**EXERCISE**
Give every line of the records exactly, please, from the first up to and including the one containing "Host crystal: anatase".

**RECORDED INFORMATION**
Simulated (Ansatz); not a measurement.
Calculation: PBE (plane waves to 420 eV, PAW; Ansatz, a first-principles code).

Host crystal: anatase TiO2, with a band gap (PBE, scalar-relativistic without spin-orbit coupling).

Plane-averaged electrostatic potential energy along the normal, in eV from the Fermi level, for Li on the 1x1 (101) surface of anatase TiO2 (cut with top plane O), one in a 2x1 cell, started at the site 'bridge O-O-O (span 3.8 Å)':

**REPLY**
Simulated (Ansatz); not a measurement.
Calculation: PBE (plane waves to 420 eV, PAW; Ansatz, a first-principles code).

Host crystal: anatase TiO2, with a band gap (PBE, scalar-relativistic without spin-orbit coupling).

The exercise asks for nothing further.